Activity - The data follows. Retype every entry exactly.

*** Opening of Given data ***

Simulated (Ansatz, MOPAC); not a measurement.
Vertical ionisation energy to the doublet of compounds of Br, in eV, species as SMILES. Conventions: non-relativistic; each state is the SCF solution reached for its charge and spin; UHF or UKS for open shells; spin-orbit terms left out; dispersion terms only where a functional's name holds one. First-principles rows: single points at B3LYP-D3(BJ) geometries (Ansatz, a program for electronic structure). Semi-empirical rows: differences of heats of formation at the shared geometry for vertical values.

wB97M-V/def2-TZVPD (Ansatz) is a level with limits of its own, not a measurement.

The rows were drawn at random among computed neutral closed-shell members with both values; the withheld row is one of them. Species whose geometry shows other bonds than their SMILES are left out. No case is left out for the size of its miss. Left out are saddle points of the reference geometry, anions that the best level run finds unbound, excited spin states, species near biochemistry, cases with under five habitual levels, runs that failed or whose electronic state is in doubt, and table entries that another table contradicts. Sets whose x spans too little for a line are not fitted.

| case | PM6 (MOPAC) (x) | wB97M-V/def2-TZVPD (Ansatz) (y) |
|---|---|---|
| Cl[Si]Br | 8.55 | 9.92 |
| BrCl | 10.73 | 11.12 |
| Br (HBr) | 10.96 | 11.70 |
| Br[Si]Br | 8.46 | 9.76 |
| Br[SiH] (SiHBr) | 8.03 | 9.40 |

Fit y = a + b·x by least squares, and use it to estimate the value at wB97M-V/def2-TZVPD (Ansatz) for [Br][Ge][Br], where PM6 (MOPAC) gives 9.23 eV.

*** Close of Given data ***

Task solution -
Simulated (Ansatz, MOPAC); not a measurement.
Vertical ionisation energy to the doublet of compounds of Br, in eV, species as SMILES. Conventions: non-relativistic; each state is the SCF solution reached for its charge and spin; UHF or UKS for open shells; spin-orbit terms left out; dispersion terms only where a functional's name holds one. First-principles rows: single points at B3LYP-D3(BJ) geometries (Ansatz, a program for electronic structure). Semi-empirical rows: differences of heats of formation at the shared geometry for vertical values.

wB97M-V/def2-TZVPD (Ansatz) is a level with limits of its own, not a measurement.

The rows were drawn at random among computed neutral closed-shell members with both values; the withheld row is one of them. Species whose geometry shows other bonds than their SMILES are left out. No case is left out for the size of its miss. Left out are saddle points of the reference geometry, anions that the best level run finds unbound, excited spin states, species near biochemistry, cases with under five habitual levels, runs that failed or whose electronic state is in doubt, and table entries that another table contradicts. Sets whose x spans too little for a line are not fitted.

| case | PM6 (MOPAC) (x) | wB97M-V/def2-TZVPD (Ansatz) (y) |
|---|---|---|
| Cl[Si]Br | 8.55 | 9.92 |
| BrCl | 10.73 | 11.12 |
| Br (HBr) | 10.96 | 11.70 |
| Br[Si]Br | 8.46 | 9.76 |
| Br[SiH] (SiHBr) | 8.03 | 9.40 |

Fit y = a + b·x by least squares, and use it to estimate the value at wB97M-V/def2-TZVPD (Ansatz) for [Br][Ge][Br], where PM6 (MOPAC) gives 9.23 eV.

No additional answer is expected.